[[ Recorded data open ]]

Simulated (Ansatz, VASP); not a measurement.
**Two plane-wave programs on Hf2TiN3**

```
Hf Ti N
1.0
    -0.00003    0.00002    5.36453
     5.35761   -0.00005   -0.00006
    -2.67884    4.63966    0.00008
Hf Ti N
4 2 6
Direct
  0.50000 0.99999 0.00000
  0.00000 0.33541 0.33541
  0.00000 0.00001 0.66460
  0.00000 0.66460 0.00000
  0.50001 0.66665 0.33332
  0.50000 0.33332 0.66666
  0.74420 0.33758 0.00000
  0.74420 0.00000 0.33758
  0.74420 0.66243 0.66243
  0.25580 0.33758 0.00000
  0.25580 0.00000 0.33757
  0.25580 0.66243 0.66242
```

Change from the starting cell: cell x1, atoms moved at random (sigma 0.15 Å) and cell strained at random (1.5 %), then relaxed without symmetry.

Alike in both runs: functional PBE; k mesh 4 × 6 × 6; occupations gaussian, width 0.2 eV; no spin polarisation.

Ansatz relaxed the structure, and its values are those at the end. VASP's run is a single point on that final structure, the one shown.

[[ Recorded data closed ]]

**Work item**
Looking at the data above, write out exactly the lines that start at the one containing "programs on Hf2TiN3**" and end at the one containing "Alike in both"; include both and nothing beyond.

**Exercise result**
**Two plane-wave programs on Hf2TiN3**

```
Hf Ti N
1.0
    -0.00003    0.00002    5.36453
     5.35761   -0.00005   -0.00006
    -2.67884    4.63966    0.00008
Hf Ti N
4 2 6
Direct
  0.50000 0.99999 0.00000
  0.00000 0.33541 0.33541
  0.00000 0.00001 0.66460
  0.00000 0.66460 0.00000
  0.50001 0.66665 0.33332
  0.50000 0.33332 0.66666
  0.74420 0.33758 0.00000
  0.74420 0.00000 0.33758
  0.74420 0.66243 0.66243
  0.25580 0.33758 0.00000
  0.25580 0.00000 0.33757
  0.25580 0.66243 0.66242
```

Change from the starting cell: cell x1, atoms moved at random (sigma 0.15 Å) and cell strained at random (1.5 %), then relaxed without symmetry.

Alike in both runs: functional PBE; k mesh 4 × 6 × 6; occupations gaussian, width 0.2 eV; no spin polarisation.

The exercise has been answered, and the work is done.